§ **ACTIVITY**
Copy exactly the lines of the material below, starting with the first and including the line that holds "Input: 1 mol".

Top of PROVIDED MATERIAL

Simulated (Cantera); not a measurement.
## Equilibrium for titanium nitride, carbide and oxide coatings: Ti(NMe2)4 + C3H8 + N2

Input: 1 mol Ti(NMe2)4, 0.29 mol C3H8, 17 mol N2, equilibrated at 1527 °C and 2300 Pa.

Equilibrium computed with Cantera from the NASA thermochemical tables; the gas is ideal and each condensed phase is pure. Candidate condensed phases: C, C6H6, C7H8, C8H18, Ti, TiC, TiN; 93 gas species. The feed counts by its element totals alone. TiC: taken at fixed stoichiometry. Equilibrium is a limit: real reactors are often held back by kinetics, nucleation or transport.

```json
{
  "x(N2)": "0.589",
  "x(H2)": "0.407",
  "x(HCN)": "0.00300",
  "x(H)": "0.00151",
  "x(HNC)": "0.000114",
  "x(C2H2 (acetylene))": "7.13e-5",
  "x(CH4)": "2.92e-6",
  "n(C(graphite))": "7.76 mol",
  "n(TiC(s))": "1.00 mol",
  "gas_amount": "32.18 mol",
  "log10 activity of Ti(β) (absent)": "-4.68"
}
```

Bottom of PROVIDED MATERIAL

§ **EXPECTED ANSWER**
Simulated (Cantera); not a measurement.
## Equilibrium for titanium nitride, carbide and oxide coatings: Ti(NMe2)4 + C3H8 + N2

Input: 1 mol Ti(NMe2)4, 0.29 mol C3H8, 17 mol N2, equilibrated at 1527 °C and 2300 Pa.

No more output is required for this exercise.